Extracted material
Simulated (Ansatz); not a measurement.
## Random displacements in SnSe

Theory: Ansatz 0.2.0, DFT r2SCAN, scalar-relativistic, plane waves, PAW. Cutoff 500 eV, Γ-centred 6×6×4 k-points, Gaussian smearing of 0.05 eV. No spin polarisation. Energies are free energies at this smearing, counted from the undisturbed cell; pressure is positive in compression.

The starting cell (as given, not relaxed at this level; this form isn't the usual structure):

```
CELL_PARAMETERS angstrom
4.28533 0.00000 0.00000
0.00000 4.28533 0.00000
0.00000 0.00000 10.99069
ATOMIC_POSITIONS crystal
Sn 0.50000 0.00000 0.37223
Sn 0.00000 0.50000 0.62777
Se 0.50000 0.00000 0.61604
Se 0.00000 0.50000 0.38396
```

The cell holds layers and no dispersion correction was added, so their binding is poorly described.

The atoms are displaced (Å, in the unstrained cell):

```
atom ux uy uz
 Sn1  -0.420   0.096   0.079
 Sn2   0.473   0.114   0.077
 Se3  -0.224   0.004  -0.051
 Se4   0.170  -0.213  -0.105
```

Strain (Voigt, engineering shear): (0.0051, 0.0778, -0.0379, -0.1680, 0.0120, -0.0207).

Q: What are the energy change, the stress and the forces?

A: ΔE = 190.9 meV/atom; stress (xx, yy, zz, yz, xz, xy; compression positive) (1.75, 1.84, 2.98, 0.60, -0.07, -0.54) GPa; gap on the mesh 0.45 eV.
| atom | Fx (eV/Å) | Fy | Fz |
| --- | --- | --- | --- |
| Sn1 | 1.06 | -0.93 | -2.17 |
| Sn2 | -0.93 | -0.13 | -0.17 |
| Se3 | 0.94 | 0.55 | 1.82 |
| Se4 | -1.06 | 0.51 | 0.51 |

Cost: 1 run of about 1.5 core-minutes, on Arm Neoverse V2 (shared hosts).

Action item
An exact copy of the lines above between the line holding "Theory: Ansatz 0.2.0, DFT" and the line holding "0.51 | 0.51 |", inclusive, is the whole answer.

Exercise solution
Theory: Ansatz 0.2.0, DFT r2SCAN, scalar-relativistic, plane waves, PAW. Cutoff 500 eV, Γ-centred 6×6×4 k-points, Gaussian smearing of 0.05 eV. No spin polarisation. Energies are free energies at this smearing, counted from the undisturbed cell; pressure is positive in compression.

The starting cell (as given, not relaxed at this level; this form isn't the usual structure):

```
CELL_PARAMETERS angstrom
4.28533 0.00000 0.00000
0.00000 4.28533 0.00000
0.00000 0.00000 10.99069
ATOMIC_POSITIONS crystal
Sn 0.50000 0.00000 0.37223
Sn 0.00000 0.50000 0.62777
Se 0.50000 0.00000 0.61604
Se 0.00000 0.50000 0.38396
```

The cell holds layers and no dispersion correction was added, so their binding is poorly described.

The atoms are displaced (Å, in the unstrained cell):

```
atom ux uy uz
 Sn1  -0.420   0.096   0.079
 Sn2   0.473   0.114   0.077
 Se3  -0.224   0.004  -0.051
 Se4   0.170  -0.213  -0.105
```

Strain (Voigt, engineering shear): (0.0051, 0.0778, -0.0379, -0.1680, 0.0120, -0.0207).

Q: What are the energy change, the stress and the forces?

A: ΔE = 190.9 meV/atom; stress (xx, yy, zz, yz, xz, xy; compression positive) (1.75, 1.84, 2.98, 0.60, -0.07, -0.54) GPa; gap on the mesh 0.45 eV.
| atom | Fx (eV/Å) | Fy | Fz |
| --- | --- | --- | --- |
| Sn1 | 1.06 | -0.93 | -2.17 |
| Sn2 | -0.93 | -0.13 | -0.17 |
| Se3 | 0.94 | 0.55 | 1.82 |
| Se4 | -1.06 | 0.51 | 0.51 |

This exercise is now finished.